## REQUIRED ACTION
Output the entries below so that they read exactly as they do now.

## SUPPLIED MATERIAL
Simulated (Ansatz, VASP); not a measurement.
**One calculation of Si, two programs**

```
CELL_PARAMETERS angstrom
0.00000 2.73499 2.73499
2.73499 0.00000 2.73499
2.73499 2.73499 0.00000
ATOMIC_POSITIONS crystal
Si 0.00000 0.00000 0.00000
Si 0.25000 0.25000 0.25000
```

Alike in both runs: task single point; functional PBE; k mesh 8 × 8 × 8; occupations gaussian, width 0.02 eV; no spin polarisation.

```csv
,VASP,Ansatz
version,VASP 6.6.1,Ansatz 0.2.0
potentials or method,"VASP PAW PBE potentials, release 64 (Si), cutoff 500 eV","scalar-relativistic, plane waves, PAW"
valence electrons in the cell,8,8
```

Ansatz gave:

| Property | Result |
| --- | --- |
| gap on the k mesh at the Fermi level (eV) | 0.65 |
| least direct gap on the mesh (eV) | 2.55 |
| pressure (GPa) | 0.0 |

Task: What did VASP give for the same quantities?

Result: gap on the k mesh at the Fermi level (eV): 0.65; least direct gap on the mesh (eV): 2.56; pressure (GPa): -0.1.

## WRITTEN ANSWER
Simulated (Ansatz, VASP); not a measurement.
**One calculation of Si, two programs**

```
CELL_PARAMETERS angstrom
0.00000 2.73499 2.73499
2.73499 0.00000 2.73499
2.73499 2.73499 0.00000
ATOMIC_POSITIONS crystal
Si 0.00000 0.00000 0.00000
Si 0.25000 0.25000 0.25000
```

Alike in both runs: task single point; functional PBE; k mesh 8 × 8 × 8; occupations gaussian, width 0.02 eV; no spin polarisation.

```csv
,VASP,Ansatz
version,VASP 6.6.1,Ansatz 0.2.0
potentials or method,"VASP PAW PBE potentials, release 64 (Si), cutoff 500 eV","scalar-relativistic, plane waves, PAW"
valence electrons in the cell,8,8
```

Ansatz gave:

| Property | Result |
| --- | --- |
| gap on the k mesh at the Fermi level (eV) | 0.65 |
| least direct gap on the mesh (eV) | 2.55 |
| pressure (GPa) | 0.0 |

Task: What did VASP give for the same quantities?

Result: gap on the k mesh at the Fermi level (eV): 0.65; least direct gap on the mesh (eV): 2.56; pressure (GPa): -0.1.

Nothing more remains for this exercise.